• **BRIEF**
Before doing anything else, copy the entries below exactly.

○ ○ ○ ○

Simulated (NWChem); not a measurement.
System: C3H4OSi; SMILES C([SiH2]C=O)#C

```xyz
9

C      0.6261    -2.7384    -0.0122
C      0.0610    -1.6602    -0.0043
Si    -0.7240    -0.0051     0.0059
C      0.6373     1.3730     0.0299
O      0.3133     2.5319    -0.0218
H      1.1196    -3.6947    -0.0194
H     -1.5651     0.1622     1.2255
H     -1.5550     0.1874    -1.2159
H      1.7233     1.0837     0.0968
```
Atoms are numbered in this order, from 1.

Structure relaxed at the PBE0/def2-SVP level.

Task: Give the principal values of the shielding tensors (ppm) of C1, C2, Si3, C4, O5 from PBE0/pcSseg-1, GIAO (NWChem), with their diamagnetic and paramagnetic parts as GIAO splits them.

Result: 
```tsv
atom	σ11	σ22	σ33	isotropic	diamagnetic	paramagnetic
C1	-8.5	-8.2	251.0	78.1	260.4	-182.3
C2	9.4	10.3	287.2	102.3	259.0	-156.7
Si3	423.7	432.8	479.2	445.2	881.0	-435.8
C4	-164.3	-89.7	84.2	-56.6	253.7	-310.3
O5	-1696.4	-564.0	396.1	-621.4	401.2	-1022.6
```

○ ○ ○ ○

• **TASK RESULT**
Simulated (NWChem); not a measurement.
System: C3H4OSi; SMILES C([SiH2]C=O)#C

```xyz
9

C      0.6261    -2.7384    -0.0122
C      0.0610    -1.6602    -0.0043
Si    -0.7240    -0.0051     0.0059
C      0.6373     1.3730     0.0299
O      0.3133     2.5319    -0.0218
H      1.1196    -3.6947    -0.0194
H     -1.5651     0.1622     1.2255
H     -1.5550     0.1874    -1.2159
H      1.7233     1.0837     0.0968
```
Atoms are numbered in this order, from 1.

Structure relaxed at the PBE0/def2-SVP level.

Task: Give the principal values of the shielding tensors (ppm) of C1, C2, Si3, C4, O5 from PBE0/pcSseg-1, GIAO (NWChem), with their diamagnetic and paramagnetic parts as GIAO splits them.

Result: 
```tsv
atom	σ11	σ22	σ33	isotropic	diamagnetic	paramagnetic
C1	-8.5	-8.2	251.0	78.1	260.4	-182.3
C2	9.4	10.3	287.2	102.3	259.0	-156.7
Si3	423.7	432.8	479.2	445.2	881.0	-435.8
C4	-164.3	-89.7	84.2	-56.6	253.7	-310.3
O5	-1696.4	-564.0	396.1	-621.4	401.2	-1022.6
```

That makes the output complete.